# Data section
————————

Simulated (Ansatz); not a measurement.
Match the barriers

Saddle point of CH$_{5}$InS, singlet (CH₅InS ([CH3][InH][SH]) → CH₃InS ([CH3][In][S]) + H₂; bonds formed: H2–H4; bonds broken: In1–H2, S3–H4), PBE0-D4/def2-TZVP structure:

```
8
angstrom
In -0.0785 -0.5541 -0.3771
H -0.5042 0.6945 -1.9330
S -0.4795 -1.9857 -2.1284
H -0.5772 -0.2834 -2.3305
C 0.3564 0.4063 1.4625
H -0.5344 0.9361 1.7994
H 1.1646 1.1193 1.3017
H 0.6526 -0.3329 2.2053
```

————————

Please write out every line of the data exactly.

Simulated (Ansatz); not a measurement.
Match the barriers

Saddle point of CH$_{5}$InS, singlet (CH₅InS ([CH3][InH][SH]) → CH₃InS ([CH3][In][S]) + H₂; bonds formed: H2–H4; bonds broken: In1–H2, S3–H4), PBE0-D4/def2-TZVP structure:

```
8
angstrom
In -0.0785 -0.5541 -0.3771
H -0.5042 0.6945 -1.9330
S -0.4795 -1.9857 -2.1284
H -0.5772 -0.2834 -2.3305
C 0.3564 0.4063 1.4625
H -0.5344 0.9361 1.7994
H 1.1646 1.1193 1.3017
H 0.6526 -0.3329 2.2053
```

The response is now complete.